● **EXERCISE**
Go through the records below and restate each one word for word.

● **PROVIDED DATA**
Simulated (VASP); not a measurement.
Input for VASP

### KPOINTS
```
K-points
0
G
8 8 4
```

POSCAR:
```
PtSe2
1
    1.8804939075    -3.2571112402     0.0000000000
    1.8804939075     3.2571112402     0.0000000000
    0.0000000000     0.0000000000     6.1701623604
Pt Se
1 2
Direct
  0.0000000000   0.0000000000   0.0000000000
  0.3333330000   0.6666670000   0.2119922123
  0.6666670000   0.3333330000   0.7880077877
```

● **WRITTEN ANSWER**
Simulated (VASP); not a measurement.
Input for VASP

### KPOINTS
```
K-points
0
G
8 8 4
```

POSCAR:
```
PtSe2
1
    1.8804939075    -3.2571112402     0.0000000000
    1.8804939075     3.2571112402     0.0000000000
    0.0000000000     0.0000000000     6.1701623604
Pt Se
1 2
Direct
  0.0000000000   0.0000000000   0.0000000000
  0.3333330000   0.6666670000   0.2119922123
  0.6666670000   0.3333330000   0.7880077877
```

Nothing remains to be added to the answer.